++++++++

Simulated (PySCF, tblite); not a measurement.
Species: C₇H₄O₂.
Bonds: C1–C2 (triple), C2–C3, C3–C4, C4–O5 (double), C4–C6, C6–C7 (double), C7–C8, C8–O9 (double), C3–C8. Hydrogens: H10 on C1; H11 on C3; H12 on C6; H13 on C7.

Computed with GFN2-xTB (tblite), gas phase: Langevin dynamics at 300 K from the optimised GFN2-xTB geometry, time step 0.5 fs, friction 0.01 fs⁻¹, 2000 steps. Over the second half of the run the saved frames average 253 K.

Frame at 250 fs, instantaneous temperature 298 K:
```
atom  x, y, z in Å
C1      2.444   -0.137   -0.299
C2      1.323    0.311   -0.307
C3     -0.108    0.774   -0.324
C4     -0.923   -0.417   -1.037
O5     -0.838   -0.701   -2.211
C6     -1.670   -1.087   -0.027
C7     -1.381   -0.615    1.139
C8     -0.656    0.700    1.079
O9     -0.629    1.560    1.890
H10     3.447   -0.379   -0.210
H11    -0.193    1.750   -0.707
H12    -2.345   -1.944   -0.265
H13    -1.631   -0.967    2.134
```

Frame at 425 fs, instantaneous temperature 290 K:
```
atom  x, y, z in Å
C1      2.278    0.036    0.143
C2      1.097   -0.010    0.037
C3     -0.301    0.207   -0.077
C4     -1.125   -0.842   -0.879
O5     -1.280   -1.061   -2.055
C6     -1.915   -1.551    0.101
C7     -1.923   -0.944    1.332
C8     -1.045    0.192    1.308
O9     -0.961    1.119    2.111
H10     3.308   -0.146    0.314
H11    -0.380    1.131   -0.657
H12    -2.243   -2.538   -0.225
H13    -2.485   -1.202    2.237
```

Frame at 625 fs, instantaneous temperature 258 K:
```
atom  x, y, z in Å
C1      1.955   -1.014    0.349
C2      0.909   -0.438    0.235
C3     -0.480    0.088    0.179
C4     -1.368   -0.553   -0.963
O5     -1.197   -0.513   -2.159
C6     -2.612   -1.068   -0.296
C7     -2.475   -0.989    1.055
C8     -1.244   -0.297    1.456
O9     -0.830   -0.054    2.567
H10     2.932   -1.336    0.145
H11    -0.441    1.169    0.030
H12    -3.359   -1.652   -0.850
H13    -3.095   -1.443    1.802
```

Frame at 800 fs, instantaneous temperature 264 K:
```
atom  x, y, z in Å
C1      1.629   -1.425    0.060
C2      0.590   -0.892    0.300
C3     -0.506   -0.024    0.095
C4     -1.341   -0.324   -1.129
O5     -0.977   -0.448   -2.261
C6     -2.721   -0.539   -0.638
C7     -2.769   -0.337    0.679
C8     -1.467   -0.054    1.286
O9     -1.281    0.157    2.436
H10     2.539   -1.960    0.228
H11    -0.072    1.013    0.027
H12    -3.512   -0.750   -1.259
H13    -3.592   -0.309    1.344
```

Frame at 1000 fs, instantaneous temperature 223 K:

++++++++

WORK TASK: Each line from the start of the listing above through the line containing "Bonds: C1–C2 (triple), C2–C3, C3–C4, C4–O5" must be reproduced exactly. Leave out the rest.

WRITTEN SOLUTION:
Simulated (PySCF, tblite); not a measurement.
Species: C₇H₄O₂.
Bonds: C1–C2 (triple), C2–C3, C3–C4, C4–O5 (double), C4–C6, C6–C7 (double), C7–C8, C8–O9 (double), C3–C8. Hydrogens: H10 on C1; H11 on C3; H12 on C6; H13 on C7.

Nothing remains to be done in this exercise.